### Extracted records
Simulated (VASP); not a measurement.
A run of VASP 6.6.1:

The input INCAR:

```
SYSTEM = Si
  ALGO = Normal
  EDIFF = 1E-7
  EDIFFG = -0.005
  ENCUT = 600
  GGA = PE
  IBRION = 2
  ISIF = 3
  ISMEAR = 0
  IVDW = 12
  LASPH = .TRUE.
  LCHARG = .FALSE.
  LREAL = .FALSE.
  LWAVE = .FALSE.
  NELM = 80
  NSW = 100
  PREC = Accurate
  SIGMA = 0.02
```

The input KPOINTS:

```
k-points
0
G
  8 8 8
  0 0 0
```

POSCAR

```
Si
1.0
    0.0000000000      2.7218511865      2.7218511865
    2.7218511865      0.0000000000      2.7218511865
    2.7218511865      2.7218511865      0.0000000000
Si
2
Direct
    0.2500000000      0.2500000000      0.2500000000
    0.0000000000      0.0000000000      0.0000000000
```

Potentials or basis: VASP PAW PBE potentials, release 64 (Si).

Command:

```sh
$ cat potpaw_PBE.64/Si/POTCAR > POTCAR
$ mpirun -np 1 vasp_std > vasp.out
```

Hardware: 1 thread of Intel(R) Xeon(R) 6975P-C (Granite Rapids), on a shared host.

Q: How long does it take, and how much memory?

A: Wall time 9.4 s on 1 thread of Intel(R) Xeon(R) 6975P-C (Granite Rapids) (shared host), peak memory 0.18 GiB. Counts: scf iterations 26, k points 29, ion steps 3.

### Work task
Your output must be the lines of the material above, from the first through the line that contains "Q: How long", copied exactly. Include both endpoints and nothing else.

### Answer box
Simulated (VASP); not a measurement.
A run of VASP 6.6.1:

The input INCAR:

```
SYSTEM = Si
  ALGO = Normal
  EDIFF = 1E-7
  EDIFFG = -0.005
  ENCUT = 600
  GGA = PE
  IBRION = 2
  ISIF = 3
  ISMEAR = 0
  IVDW = 12
  LASPH = .TRUE.
  LCHARG = .FALSE.
  LREAL = .FALSE.
  LWAVE = .FALSE.
  NELM = 80
  NSW = 100
  PREC = Accurate
  SIGMA = 0.02
```

The input KPOINTS:

```
k-points
0
G
  8 8 8
  0 0 0
```

POSCAR

```
Si
1.0
    0.0000000000      2.7218511865      2.7218511865
    2.7218511865      0.0000000000      2.7218511865
    2.7218511865      2.7218511865      0.0000000000
Si
2
Direct
    0.2500000000      0.2500000000      0.2500000000
    0.0000000000      0.0000000000      0.0000000000
```

Potentials or basis: VASP PAW PBE potentials, release 64 (Si).

Command:

```sh
$ cat potpaw_PBE.64/Si/POTCAR > POTCAR
$ mpirun -np 1 vasp_std > vasp.out
```

Hardware: 1 thread of Intel(R) Xeon(R) 6975P-C (Granite Rapids), on a shared host.

Q: How long does it take, and how much memory?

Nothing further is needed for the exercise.